**Activity:**
Reproduce only the top of the records, down to and including the line containing "Mean temperature of".

[Start of section]

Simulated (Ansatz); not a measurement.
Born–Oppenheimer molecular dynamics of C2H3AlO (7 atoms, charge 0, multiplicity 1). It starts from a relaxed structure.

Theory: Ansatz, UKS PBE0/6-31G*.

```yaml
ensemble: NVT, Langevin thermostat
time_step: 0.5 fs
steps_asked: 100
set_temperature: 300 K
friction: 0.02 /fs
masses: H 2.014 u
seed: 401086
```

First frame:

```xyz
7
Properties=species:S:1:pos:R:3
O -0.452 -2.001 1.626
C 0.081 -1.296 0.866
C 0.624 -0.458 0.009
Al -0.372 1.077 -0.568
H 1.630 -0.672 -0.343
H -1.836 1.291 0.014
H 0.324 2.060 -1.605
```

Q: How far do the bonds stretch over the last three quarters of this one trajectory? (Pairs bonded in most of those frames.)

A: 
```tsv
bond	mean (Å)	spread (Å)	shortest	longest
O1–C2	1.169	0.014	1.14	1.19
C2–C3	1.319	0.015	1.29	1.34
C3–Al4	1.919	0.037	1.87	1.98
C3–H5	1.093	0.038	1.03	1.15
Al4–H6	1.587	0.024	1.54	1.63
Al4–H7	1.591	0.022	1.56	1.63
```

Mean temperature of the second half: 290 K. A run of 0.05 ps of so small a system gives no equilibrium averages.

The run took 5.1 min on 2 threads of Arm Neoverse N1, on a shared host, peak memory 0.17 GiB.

[End of section]

**Task response:**
Simulated (Ansatz); not a measurement.
Born–Oppenheimer molecular dynamics of C2H3AlO (7 atoms, charge 0, multiplicity 1). It starts from a relaxed structure.

Theory: Ansatz, UKS PBE0/6-31G*.

```yaml
ensemble: NVT, Langevin thermostat
time_step: 0.5 fs
steps_asked: 100
set_temperature: 300 K
friction: 0.02 /fs
masses: H 2.014 u
seed: 401086
```

First frame:

```xyz
7
Properties=species:S:1:pos:R:3
O -0.452 -2.001 1.626
C 0.081 -1.296 0.866
C 0.624 -0.458 0.009
Al -0.372 1.077 -0.568
H 1.630 -0.672 -0.343
H -1.836 1.291 0.014
H 0.324 2.060 -1.605
```

Q: How far do the bonds stretch over the last three quarters of this one trajectory? (Pairs bonded in most of those frames.)

A: 
```tsv
bond	mean (Å)	spread (Å)	shortest	longest
O1–C2	1.169	0.014	1.14	1.19
C2–C3	1.319	0.015	1.29	1.34
C3–Al4	1.919	0.037	1.87	1.98
C3–H5	1.093	0.038	1.03	1.15
Al4–H6	1.587	0.024	1.54	1.63
Al4–H7	1.591	0.022	1.56	1.63
```

Mean temperature of the second half: 290 K. A run of 0.05 ps of so small a system gives no equilibrium averages.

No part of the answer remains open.